▶ Supplied entries
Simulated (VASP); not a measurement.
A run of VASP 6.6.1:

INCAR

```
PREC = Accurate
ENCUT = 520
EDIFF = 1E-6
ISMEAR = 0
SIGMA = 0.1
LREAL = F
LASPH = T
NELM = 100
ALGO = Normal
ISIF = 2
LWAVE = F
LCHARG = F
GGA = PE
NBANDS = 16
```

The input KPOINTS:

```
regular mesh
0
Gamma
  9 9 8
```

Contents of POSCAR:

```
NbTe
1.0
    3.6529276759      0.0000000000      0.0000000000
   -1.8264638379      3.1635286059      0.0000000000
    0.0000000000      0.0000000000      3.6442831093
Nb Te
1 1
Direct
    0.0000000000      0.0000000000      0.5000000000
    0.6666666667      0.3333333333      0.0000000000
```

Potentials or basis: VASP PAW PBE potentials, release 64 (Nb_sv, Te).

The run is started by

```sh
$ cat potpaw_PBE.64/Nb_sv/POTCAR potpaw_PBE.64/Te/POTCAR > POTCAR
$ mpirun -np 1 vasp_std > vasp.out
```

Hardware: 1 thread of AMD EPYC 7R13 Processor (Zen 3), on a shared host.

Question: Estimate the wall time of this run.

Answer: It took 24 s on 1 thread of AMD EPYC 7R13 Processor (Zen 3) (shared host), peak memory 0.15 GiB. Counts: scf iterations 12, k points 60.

▶ Work order
Reproduce the data exactly, altering nothing.

▶ Worked solution
Simulated (VASP); not a measurement.
A run of VASP 6.6.1:

INCAR

```
PREC = Accurate
ENCUT = 520
EDIFF = 1E-6
ISMEAR = 0
SIGMA = 0.1
LREAL = F
LASPH = T
NELM = 100
ALGO = Normal
ISIF = 2
LWAVE = F
LCHARG = F
GGA = PE
NBANDS = 16
```

The input KPOINTS:

```
regular mesh
0
Gamma
  9 9 8
```

Contents of POSCAR:

```
NbTe
1.0
    3.6529276759      0.0000000000      0.0000000000
   -1.8264638379      3.1635286059      0.0000000000
    0.0000000000      0.0000000000      3.6442831093
Nb Te
1 1
Direct
    0.0000000000      0.0000000000      0.5000000000
    0.6666666667      0.3333333333      0.0000000000
```

Potentials or basis: VASP PAW PBE potentials, release 64 (Nb_sv, Te).

The run is started by

```sh
$ cat potpaw_PBE.64/Nb_sv/POTCAR potpaw_PBE.64/Te/POTCAR > POTCAR
$ mpirun -np 1 vasp_std > vasp.out
```

Hardware: 1 thread of AMD EPYC 7R13 Processor (Zen 3), on a shared host.

Question: Estimate the wall time of this run.

Answer: It took 24 s on 1 thread of AMD EPYC 7R13 Processor (Zen 3) (shared host), peak memory 0.15 GiB. Counts: scf iterations 12, k points 60.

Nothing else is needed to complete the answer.